EXERCISE: All of the records are to be reproduced exactly.

EXTRACTED INFORMATION:
- - - - -

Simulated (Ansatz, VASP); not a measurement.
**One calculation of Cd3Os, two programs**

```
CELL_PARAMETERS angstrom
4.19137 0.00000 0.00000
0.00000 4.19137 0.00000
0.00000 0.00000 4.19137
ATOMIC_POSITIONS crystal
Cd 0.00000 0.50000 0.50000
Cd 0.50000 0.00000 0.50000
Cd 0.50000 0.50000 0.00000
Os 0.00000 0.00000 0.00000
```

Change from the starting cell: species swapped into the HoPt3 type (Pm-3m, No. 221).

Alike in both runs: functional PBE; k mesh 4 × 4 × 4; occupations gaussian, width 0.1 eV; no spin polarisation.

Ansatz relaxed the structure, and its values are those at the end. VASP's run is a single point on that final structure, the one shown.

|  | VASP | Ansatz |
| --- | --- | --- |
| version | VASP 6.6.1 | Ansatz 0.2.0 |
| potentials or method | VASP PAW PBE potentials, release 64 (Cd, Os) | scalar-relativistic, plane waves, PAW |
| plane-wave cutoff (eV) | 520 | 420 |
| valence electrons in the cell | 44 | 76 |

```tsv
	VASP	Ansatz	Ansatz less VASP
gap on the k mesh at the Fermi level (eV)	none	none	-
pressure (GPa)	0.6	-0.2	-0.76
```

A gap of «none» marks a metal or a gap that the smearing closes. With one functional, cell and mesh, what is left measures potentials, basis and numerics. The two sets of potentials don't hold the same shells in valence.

- - - - -

EXERCISE RESPONSE:
Simulated (Ansatz, VASP); not a measurement.
**One calculation of Cd3Os, two programs**

```
CELL_PARAMETERS angstrom
4.19137 0.00000 0.00000
0.00000 4.19137 0.00000
0.00000 0.00000 4.19137
ATOMIC_POSITIONS crystal
Cd 0.00000 0.50000 0.50000
Cd 0.50000 0.00000 0.50000
Cd 0.50000 0.50000 0.00000
Os 0.00000 0.00000 0.00000
```

Change from the starting cell: species swapped into the HoPt3 type (Pm-3m, No. 221).

Alike in both runs: functional PBE; k mesh 4 × 4 × 4; occupations gaussian, width 0.1 eV; no spin polarisation.

Ansatz relaxed the structure, and its values are those at the end. VASP's run is a single point on that final structure, the one shown.

|  | VASP | Ansatz |
| --- | --- | --- |
| version | VASP 6.6.1 | Ansatz 0.2.0 |
| potentials or method | VASP PAW PBE potentials, release 64 (Cd, Os) | scalar-relativistic, plane waves, PAW |
| plane-wave cutoff (eV) | 520 | 420 |
| valence electrons in the cell | 44 | 76 |

```tsv
	VASP	Ansatz	Ansatz less VASP
gap on the k mesh at the Fermi level (eV)	none	none	-
pressure (GPa)	0.6	-0.2	-0.76
```

A gap of «none» marks a metal or a gap that the smearing closes. With one functional, cell and mesh, what is left measures potentials, basis and numerics. The two sets of potentials don't hold the same shells in valence.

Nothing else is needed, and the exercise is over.